Transcribe the listing below in its entirety.

RECORDS SUPPLIED:
- Opening Delimiter -

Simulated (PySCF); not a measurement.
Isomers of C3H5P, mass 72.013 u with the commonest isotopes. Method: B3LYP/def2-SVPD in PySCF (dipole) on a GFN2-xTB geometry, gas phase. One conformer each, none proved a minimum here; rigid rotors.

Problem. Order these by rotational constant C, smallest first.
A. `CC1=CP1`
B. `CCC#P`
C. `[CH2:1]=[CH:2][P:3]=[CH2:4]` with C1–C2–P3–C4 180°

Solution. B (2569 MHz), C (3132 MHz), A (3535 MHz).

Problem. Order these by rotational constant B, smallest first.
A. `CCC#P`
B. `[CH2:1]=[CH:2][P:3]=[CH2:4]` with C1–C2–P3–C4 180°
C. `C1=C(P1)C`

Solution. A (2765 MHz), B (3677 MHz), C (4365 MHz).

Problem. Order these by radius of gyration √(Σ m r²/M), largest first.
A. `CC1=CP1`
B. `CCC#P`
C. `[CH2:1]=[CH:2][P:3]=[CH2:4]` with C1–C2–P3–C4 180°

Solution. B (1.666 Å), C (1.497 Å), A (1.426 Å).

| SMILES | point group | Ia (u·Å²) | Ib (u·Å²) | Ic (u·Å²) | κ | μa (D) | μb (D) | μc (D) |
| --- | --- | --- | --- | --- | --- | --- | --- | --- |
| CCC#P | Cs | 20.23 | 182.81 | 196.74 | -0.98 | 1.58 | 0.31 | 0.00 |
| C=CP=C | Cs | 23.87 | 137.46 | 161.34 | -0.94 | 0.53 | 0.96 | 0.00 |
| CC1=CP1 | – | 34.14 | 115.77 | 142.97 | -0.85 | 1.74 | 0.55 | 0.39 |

- Closing Delimiter -

RESPONSE:
Simulated (PySCF); not a measurement.
Isomers of C3H5P, mass 72.013 u with the commonest isotopes. Method: B3LYP/def2-SVPD in PySCF (dipole) on a GFN2-xTB geometry, gas phase. One conformer each, none proved a minimum here; rigid rotors.

Problem. Order these by rotational constant C, smallest first.
A. `CC1=CP1`
B. `CCC#P`
C. `[CH2:1]=[CH:2][P:3]=[CH2:4]` with C1–C2–P3–C4 180°

Solution. B (2569 MHz), C (3132 MHz), A (3535 MHz).

Problem. Order these by rotational constant B, smallest first.
A. `CCC#P`
B. `[CH2:1]=[CH:2][P:3]=[CH2:4]` with C1–C2–P3–C4 180°
C. `C1=C(P1)C`

Solution. A (2765 MHz), B (3677 MHz), C (4365 MHz).

Problem. Order these by radius of gyration √(Σ m r²/M), largest first.
A. `CC1=CP1`
B. `CCC#P`
C. `[CH2:1]=[CH:2][P:3]=[CH2:4]` with C1–C2–P3–C4 180°

Solution. B (1.666 Å), C (1.497 Å), A (1.426 Å).

| SMILES | point group | Ia (u·Å²) | Ib (u·Å²) | Ic (u·Å²) | κ | μa (D) | μb (D) | μc (D) |
| --- | --- | --- | --- | --- | --- | --- | --- | --- |
| CCC#P | Cs | 20.23 | 182.81 | 196.74 | -0.98 | 1.58 | 0.31 | 0.00 |
| C=CP=C | Cs | 23.87 | 137.46 | 161.34 | -0.94 | 0.53 | 0.96 | 0.00 |
| CC1=CP1 | – | 34.14 | 115.77 | 142.97 | -0.85 | 1.74 | 0.55 | 0.39 |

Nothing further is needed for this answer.